PROVIDED RECORDS
-=-=-

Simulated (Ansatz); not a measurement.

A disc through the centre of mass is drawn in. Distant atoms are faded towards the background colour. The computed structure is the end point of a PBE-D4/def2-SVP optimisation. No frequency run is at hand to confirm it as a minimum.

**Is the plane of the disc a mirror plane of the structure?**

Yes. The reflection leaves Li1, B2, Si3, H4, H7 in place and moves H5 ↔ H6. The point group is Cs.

-=-=-

ASSIGNED TASK
An exact, complete copy of the data is the only acceptable answer.

ANSWER AREA
Simulated (Ansatz); not a measurement.

A disc through the centre of mass is drawn in. Distant atoms are faded towards the background colour. The computed structure is the end point of a PBE-D4/def2-SVP optimisation. No frequency run is at hand to confirm it as a minimum.

**Is the plane of the disc a mirror plane of the structure?**

Yes. The reflection leaves Li1, B2, Si3, H4, H7 in place and moves H5 ↔ H6. The point group is Cs.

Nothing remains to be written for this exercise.